> **BRIEF**
Transcribe every record without leaving anything out or changing a word.

%%
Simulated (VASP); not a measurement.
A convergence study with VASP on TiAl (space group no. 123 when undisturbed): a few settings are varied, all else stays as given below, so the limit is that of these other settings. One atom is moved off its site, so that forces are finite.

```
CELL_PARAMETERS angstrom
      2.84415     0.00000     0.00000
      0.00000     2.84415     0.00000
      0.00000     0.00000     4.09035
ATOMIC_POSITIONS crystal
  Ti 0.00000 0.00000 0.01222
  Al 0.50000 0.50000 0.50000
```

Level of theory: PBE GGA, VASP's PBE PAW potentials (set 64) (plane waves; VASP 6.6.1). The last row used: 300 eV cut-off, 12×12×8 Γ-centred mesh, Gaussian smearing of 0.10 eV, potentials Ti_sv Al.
%%

> **RESPONSE**
Simulated (VASP); not a measurement.
A convergence study with VASP on TiAl (space group no. 123 when undisturbed): a few settings are varied, all else stays as given below, so the limit is that of these other settings. One atom is moved off its site, so that forces are finite.

```
CELL_PARAMETERS angstrom
      2.84415     0.00000     0.00000
      0.00000     2.84415     0.00000
      0.00000     0.00000     4.09035
ATOMIC_POSITIONS crystal
  Ti 0.00000 0.00000 0.01222
  Al 0.50000 0.50000 0.50000
```

Level of theory: PBE GGA, VASP's PBE PAW potentials (set 64) (plane waves; VASP 6.6.1). The last row used: 300 eV cut-off, 12×12×8 Γ-centred mesh, Gaussian smearing of 0.10 eV, potentials Ti_sv Al.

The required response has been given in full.